### [Supplied data]
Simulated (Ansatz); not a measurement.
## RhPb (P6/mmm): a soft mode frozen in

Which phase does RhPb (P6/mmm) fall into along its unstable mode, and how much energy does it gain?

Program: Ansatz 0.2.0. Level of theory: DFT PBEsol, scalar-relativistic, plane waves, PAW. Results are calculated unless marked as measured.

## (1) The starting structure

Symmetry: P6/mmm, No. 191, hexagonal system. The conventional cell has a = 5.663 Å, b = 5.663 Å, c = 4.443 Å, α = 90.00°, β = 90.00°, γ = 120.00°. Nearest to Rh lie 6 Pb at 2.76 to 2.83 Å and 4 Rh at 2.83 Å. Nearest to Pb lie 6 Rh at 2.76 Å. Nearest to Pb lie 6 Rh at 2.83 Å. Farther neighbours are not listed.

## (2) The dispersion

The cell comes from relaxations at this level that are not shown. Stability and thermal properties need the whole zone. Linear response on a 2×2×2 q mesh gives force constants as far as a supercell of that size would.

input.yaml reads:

### [Work instruction]
Using the records above, copy word for word the line with "## RhPb (P6/mmm): a soft mode frozen in", the line with "The cell comes", and every line between them.

### [Task result]
## RhPb (P6/mmm): a soft mode frozen in

Which phase does RhPb (P6/mmm) fall into along its unstable mode, and how much energy does it gain?

Program: Ansatz 0.2.0. Level of theory: DFT PBEsol, scalar-relativistic, plane waves, PAW. Results are calculated unless marked as measured.

## (1) The starting structure

Symmetry: P6/mmm, No. 191, hexagonal system. The conventional cell has a = 5.663 Å, b = 5.663 Å, c = 4.443 Å, α = 90.00°, β = 90.00°, γ = 120.00°. Nearest to Rh lie 6 Pb at 2.76 to 2.83 Å and 4 Rh at 2.83 Å. Nearest to Pb lie 6 Rh at 2.76 Å. Nearest to Pb lie 6 Rh at 2.83 Å. Farther neighbours are not listed.

## (2) The dispersion

The cell comes from relaxations at this level that are not shown. Stability and thermal properties need the whole zone. Linear response on a 2×2×2 q mesh gives force constants as far as a supercell of that size would.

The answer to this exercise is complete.